[[ Data extracts open ]]

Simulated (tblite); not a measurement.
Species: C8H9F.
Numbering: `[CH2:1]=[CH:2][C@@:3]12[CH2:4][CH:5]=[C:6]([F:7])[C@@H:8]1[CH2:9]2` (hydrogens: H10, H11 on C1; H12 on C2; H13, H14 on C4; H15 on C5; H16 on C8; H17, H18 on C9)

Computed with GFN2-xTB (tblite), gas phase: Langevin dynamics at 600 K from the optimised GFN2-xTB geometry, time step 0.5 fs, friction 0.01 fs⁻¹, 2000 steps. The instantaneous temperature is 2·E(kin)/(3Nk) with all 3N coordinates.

[[ Data extracts closed ]]

*Brief*.
Please set down the full listing above, word for word.

*Written answer*.
Simulated (tblite); not a measurement.
Species: C8H9F.
Numbering: `[CH2:1]=[CH:2][C@@:3]12[CH2:4][CH:5]=[C:6]([F:7])[C@@H:8]1[CH2:9]2` (hydrogens: H10, H11 on C1; H12 on C2; H13, H14 on C4; H15 on C5; H16 on C8; H17, H18 on C9)

Computed with GFN2-xTB (tblite), gas phase: Langevin dynamics at 600 K from the optimised GFN2-xTB geometry, time step 0.5 fs, friction 0.01 fs⁻¹, 2000 steps. The instantaneous temperature is 2·E(kin)/(3Nk) with all 3N coordinates.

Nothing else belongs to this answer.